**WORK INSTRUCTION:** Retype the records below from their first line through the line containing "(1) shift of", and include nothing else.

►
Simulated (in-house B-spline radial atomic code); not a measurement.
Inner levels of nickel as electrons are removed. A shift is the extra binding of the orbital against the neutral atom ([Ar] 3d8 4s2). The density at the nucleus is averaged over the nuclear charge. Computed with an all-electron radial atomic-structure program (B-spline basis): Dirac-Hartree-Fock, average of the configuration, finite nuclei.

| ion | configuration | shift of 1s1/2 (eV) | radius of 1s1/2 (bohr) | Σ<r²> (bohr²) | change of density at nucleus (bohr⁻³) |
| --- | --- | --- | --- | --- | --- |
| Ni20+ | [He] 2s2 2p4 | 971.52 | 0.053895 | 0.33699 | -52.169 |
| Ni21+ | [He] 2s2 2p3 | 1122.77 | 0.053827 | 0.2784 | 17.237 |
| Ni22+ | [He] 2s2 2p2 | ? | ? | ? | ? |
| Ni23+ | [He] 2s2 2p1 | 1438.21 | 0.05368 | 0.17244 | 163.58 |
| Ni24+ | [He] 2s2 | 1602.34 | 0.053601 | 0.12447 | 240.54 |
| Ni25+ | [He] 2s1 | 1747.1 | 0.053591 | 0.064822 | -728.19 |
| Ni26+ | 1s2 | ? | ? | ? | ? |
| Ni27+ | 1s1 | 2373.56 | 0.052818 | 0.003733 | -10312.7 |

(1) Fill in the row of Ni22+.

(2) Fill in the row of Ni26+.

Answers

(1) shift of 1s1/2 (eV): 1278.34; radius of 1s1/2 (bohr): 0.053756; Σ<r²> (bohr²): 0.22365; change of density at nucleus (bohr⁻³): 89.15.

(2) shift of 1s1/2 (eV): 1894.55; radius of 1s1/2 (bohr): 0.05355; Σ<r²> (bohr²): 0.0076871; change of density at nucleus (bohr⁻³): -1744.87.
◄

**YOUR RESPONSE:**
Simulated (in-house B-spline radial atomic code); not a measurement.
Inner levels of nickel as electrons are removed. A shift is the extra binding of the orbital against the neutral atom ([Ar] 3d8 4s2). The density at the nucleus is averaged over the nuclear charge. Computed with an all-electron radial atomic-structure program (B-spline basis): Dirac-Hartree-Fock, average of the configuration, finite nuclei.

| ion | configuration | shift of 1s1/2 (eV) | radius of 1s1/2 (bohr) | Σ<r²> (bohr²) | change of density at nucleus (bohr⁻³) |
| --- | --- | --- | --- | --- | --- |
| Ni20+ | [He] 2s2 2p4 | 971.52 | 0.053895 | 0.33699 | -52.169 |
| Ni21+ | [He] 2s2 2p3 | 1122.77 | 0.053827 | 0.2784 | 17.237 |
| Ni22+ | [He] 2s2 2p2 | ? | ? | ? | ? |
| Ni23+ | [He] 2s2 2p1 | 1438.21 | 0.05368 | 0.17244 | 163.58 |
| Ni24+ | [He] 2s2 | 1602.34 | 0.053601 | 0.12447 | 240.54 |
| Ni25+ | [He] 2s1 | 1747.1 | 0.053591 | 0.064822 | -728.19 |
| Ni26+ | 1s2 | ? | ? | ? | ? |
| Ni27+ | 1s1 | 2373.56 | 0.052818 | 0.003733 | -10312.7 |

(1) Fill in the row of Ni22+.

(2) Fill in the row of Ni26+.

Answers

(1) shift of 1s1/2 (eV): 1278.34; radius of 1s1/2 (bohr): 0.053756; Σ<r²> (bohr²): 0.22365; change of density at nucleus (bohr⁻³): 89.15.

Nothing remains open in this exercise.